-------

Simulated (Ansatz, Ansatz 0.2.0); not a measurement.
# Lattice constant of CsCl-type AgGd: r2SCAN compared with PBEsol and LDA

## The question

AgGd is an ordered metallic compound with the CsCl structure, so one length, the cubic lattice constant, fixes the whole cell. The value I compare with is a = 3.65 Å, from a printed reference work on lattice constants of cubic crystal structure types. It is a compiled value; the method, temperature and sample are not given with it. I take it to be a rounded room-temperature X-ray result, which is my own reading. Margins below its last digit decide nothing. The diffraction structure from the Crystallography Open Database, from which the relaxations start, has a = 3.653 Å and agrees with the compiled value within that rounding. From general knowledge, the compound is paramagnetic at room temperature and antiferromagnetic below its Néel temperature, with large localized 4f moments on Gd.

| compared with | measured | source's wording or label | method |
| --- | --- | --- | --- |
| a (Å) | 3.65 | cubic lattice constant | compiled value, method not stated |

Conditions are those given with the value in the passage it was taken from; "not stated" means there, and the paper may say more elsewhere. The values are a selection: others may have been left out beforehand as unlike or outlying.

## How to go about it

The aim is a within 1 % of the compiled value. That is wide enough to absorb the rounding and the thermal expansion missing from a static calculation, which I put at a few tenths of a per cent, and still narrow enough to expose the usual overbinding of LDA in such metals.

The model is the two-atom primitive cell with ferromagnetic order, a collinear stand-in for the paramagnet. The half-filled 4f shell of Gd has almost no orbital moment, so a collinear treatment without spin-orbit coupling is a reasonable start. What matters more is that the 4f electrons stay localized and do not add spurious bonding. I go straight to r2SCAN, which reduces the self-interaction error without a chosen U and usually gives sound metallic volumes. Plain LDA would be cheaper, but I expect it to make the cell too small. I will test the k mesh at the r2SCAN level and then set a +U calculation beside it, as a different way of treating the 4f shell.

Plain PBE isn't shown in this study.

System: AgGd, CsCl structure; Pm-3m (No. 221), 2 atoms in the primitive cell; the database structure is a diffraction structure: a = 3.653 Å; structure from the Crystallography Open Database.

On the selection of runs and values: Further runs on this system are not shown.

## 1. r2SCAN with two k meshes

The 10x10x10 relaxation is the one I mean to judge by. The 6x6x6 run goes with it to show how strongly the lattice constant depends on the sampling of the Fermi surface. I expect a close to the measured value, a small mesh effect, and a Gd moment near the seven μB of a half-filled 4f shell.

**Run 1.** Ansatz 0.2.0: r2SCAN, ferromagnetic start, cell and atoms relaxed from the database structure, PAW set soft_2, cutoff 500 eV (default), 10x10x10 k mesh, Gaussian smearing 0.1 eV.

-------

With the line holding "System: AgGd, CsCl" as the first and the line holding "The 10x10x10 relaxation" as the last, please transcribe exactly the lines of the material above in that range and nothing else.

System: AgGd, CsCl structure; Pm-3m (No. 221), 2 atoms in the primitive cell; the database structure is a diffraction structure: a = 3.653 Å; structure from the Crystallography Open Database.

On the selection of runs and values: Further runs on this system are not shown.

## 1. r2SCAN with two k meshes

The 10x10x10 relaxation is the one I mean to judge by. The 6x6x6 run goes with it to show how strongly the lattice constant depends on the sampling of the Fermi surface. I expect a close to the measured value, a small mesh effect, and a Gd moment near the seven μB of a half-filled 4f shell.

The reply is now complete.